═══

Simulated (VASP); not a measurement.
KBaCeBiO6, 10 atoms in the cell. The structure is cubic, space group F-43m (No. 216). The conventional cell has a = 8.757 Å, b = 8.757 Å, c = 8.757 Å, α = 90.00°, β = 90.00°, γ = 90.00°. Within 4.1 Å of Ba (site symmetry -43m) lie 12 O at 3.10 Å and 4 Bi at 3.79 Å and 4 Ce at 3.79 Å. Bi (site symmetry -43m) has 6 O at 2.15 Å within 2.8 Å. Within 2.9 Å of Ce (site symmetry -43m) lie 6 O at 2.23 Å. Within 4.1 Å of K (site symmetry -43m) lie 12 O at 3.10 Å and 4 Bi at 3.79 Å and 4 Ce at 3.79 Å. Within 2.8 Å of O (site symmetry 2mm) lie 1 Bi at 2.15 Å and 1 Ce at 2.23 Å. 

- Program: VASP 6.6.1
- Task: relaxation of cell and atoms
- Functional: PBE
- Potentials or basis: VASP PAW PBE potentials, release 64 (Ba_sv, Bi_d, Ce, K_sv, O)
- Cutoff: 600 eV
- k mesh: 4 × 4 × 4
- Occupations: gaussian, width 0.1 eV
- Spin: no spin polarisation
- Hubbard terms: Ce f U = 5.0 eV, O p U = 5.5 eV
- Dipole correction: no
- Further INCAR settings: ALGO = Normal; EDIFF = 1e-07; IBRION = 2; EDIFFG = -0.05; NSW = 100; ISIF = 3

═══

Please give back only the lines between the first line of the entries and the line with "KBaCeBiO6, 10 atoms", both ends included, word for word.

Your solution —
Simulated (VASP); not a measurement.
KBaCeBiO6, 10 atoms in the cell. The structure is cubic, space group F-43m (No. 216). The conventional cell has a = 8.757 Å, b = 8.757 Å, c = 8.757 Å, α = 90.00°, β = 90.00°, γ = 90.00°. Within 4.1 Å of Ba (site symmetry -43m) lie 12 O at 3.10 Å and 4 Bi at 3.79 Å and 4 Ce at 3.79 Å. Bi (site symmetry -43m) has 6 O at 2.15 Å within 2.8 Å. Within 2.9 Å of Ce (site symmetry -43m) lie 6 O at 2.23 Å. Within 4.1 Å of K (site symmetry -43m) lie 12 O at 3.10 Å and 4 Bi at 3.79 Å and 4 Ce at 3.79 Å. Within 2.8 Å of O (site symmetry 2mm) lie 1 Bi at 2.15 Å and 1 Ce at 2.23 Å. 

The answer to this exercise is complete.